*ENTRIES SUPPLIED*
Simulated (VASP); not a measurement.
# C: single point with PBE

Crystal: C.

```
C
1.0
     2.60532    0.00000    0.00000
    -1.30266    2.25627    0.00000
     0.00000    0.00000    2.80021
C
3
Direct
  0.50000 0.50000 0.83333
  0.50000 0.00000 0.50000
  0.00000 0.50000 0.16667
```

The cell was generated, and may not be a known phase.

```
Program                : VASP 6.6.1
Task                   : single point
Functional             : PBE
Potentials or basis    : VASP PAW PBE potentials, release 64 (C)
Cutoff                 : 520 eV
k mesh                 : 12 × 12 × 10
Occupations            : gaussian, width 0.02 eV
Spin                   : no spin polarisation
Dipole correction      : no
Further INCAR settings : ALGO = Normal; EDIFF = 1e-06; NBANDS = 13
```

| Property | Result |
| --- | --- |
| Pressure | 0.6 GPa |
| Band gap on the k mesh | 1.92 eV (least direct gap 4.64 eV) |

*ACTIVITY*
An exact repetition of all the entries is required.

*TASK RESPONSE*
Simulated (VASP); not a measurement.
# C: single point with PBE

Crystal: C.

```
C
1.0
     2.60532    0.00000    0.00000
    -1.30266    2.25627    0.00000
     0.00000    0.00000    2.80021
C
3
Direct
  0.50000 0.50000 0.83333
  0.50000 0.00000 0.50000
  0.00000 0.50000 0.16667
```

The cell was generated, and may not be a known phase.

```
Program                : VASP 6.6.1
Task                   : single point
Functional             : PBE
Potentials or basis    : VASP PAW PBE potentials, release 64 (C)
Cutoff                 : 520 eV
k mesh                 : 12 × 12 × 10
Occupations            : gaussian, width 0.02 eV
Spin                   : no spin polarisation
Dipole correction      : no
Further INCAR settings : ALGO = Normal; EDIFF = 1e-06; NBANDS = 13
```

| Property | Result |
| --- | --- |
| Pressure | 0.6 GPa |
| Band gap on the k mesh | 1.92 eV (least direct gap 4.64 eV) |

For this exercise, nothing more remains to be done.